Supplied information.
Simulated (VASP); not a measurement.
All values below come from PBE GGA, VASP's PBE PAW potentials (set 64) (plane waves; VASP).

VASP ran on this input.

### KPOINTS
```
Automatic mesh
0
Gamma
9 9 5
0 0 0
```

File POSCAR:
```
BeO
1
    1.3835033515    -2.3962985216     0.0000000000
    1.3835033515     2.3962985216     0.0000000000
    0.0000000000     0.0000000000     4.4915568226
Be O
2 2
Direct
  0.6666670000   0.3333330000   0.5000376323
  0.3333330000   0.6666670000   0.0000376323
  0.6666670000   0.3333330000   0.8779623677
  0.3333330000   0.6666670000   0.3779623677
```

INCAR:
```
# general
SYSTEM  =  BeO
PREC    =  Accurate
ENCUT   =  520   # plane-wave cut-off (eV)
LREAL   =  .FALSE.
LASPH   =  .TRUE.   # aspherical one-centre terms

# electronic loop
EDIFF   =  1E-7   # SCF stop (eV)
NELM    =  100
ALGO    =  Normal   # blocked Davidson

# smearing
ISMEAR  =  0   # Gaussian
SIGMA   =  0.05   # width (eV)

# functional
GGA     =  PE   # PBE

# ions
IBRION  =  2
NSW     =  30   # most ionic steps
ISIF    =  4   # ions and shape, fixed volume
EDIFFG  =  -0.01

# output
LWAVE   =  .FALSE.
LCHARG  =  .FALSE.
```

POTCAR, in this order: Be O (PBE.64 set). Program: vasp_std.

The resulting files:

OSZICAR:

Exercise. Give again, exactly as written, every line from the first one above through the line that has "POTCAR, in this" in it.

Your response.
Simulated (VASP); not a measurement.
All values below come from PBE GGA, VASP's PBE PAW potentials (set 64) (plane waves; VASP).

VASP ran on this input.

### KPOINTS
```
Automatic mesh
0
Gamma
9 9 5
0 0 0
```

File POSCAR:
```
BeO
1
    1.3835033515    -2.3962985216     0.0000000000
    1.3835033515     2.3962985216     0.0000000000
    0.0000000000     0.0000000000     4.4915568226
Be O
2 2
Direct
  0.6666670000   0.3333330000   0.5000376323
  0.3333330000   0.6666670000   0.0000376323
  0.6666670000   0.3333330000   0.8779623677
  0.3333330000   0.6666670000   0.3779623677
```

INCAR:
```
# general
SYSTEM  =  BeO
PREC    =  Accurate
ENCUT   =  520   # plane-wave cut-off (eV)
LREAL   =  .FALSE.
LASPH   =  .TRUE.   # aspherical one-centre terms

# electronic loop
EDIFF   =  1E-7   # SCF stop (eV)
NELM    =  100
ALGO    =  Normal   # blocked Davidson

# smearing
ISMEAR  =  0   # Gaussian
SIGMA   =  0.05   # width (eV)

# functional
GGA     =  PE   # PBE

# ions
IBRION  =  2
NSW     =  30   # most ionic steps
ISIF    =  4   # ions and shape, fixed volume
EDIFFG  =  -0.01

# output
LWAVE   =  .FALSE.
LCHARG  =  .FALSE.
```

POTCAR, in this order: Be O (PBE.64 set). Program: vasp_std.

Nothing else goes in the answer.